═══ Source material ═══

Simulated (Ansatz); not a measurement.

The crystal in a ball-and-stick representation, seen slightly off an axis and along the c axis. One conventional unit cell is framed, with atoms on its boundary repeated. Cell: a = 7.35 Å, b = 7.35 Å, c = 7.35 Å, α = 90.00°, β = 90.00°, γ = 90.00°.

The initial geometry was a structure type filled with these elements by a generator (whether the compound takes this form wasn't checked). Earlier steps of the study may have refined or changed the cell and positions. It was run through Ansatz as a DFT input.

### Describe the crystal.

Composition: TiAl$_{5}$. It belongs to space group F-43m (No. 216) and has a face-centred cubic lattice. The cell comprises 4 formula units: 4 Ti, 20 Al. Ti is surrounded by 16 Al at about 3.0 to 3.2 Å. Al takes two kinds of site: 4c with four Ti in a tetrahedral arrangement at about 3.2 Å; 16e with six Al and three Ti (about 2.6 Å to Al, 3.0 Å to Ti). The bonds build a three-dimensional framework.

═══

#### [Required action]
Please, from the entries above, set down exactly the lines from the one containing "The initial geometry" through the one containing "### Describe the crystal.", and only those.

#### [Answer area]
The initial geometry was a structure type filled with these elements by a generator (whether the compound takes this form wasn't checked). Earlier steps of the study may have refined or changed the cell and positions. It was run through Ansatz as a DFT input.

### Describe the crystal.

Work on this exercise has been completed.